PROVIDED INFORMATION =
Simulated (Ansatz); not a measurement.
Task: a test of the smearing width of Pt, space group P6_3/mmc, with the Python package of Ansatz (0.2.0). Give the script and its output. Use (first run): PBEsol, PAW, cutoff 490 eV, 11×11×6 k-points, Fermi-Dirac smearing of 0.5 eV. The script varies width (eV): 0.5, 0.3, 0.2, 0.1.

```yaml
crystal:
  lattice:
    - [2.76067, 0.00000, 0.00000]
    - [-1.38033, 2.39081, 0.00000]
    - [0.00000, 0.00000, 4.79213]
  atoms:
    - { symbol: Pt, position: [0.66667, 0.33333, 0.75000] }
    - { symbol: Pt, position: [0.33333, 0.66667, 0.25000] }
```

TASK ITEM =
Please make an exact copy of each record.

SOLUTION =
Simulated (Ansatz); not a measurement.
Task: a test of the smearing width of Pt, space group P6_3/mmc, with the Python package of Ansatz (0.2.0). Give the script and its output. Use (first run): PBEsol, PAW, cutoff 490 eV, 11×11×6 k-points, Fermi-Dirac smearing of 0.5 eV. The script varies width (eV): 0.5, 0.3, 0.2, 0.1.

```yaml
crystal:
  lattice:
    - [2.76067, 0.00000, 0.00000]
    - [-1.38033, 2.39081, 0.00000]
    - [0.00000, 0.00000, 4.79213]
  atoms:
    - { symbol: Pt, position: [0.66667, 0.33333, 0.75000] }
    - { symbol: Pt, position: [0.33333, 0.66667, 0.25000] }
```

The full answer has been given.